_ _ _

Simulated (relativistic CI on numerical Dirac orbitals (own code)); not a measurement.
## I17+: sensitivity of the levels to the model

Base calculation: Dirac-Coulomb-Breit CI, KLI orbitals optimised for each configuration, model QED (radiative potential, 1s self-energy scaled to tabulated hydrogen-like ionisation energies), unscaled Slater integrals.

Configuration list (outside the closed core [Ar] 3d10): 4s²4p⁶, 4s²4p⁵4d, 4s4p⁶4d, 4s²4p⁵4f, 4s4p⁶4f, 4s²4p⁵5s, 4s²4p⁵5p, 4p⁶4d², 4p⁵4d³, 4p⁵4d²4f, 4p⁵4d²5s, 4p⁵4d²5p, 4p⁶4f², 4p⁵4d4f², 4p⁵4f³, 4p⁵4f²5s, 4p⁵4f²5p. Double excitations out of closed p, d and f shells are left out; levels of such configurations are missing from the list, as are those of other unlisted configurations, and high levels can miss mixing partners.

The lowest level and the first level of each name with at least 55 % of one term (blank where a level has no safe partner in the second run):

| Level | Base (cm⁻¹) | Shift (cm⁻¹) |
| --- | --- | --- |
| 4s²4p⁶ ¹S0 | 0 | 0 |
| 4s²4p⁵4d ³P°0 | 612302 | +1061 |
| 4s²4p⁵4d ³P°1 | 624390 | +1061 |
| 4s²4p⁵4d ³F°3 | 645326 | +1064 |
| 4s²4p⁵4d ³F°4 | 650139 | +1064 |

_ _ _

> [Work task]: From the beginning of the listing above down to the line with "Base calculation: Dirac-Coulomb-Breit", every line should be restated exactly.

> [Exercise solution]:
Simulated (relativistic CI on numerical Dirac orbitals (own code)); not a measurement.
## I17+: sensitivity of the levels to the model

Base calculation: Dirac-Coulomb-Breit CI, KLI orbitals optimised for each configuration, model QED (radiative potential, 1s self-energy scaled to tabulated hydrogen-like ionisation energies), unscaled Slater integrals.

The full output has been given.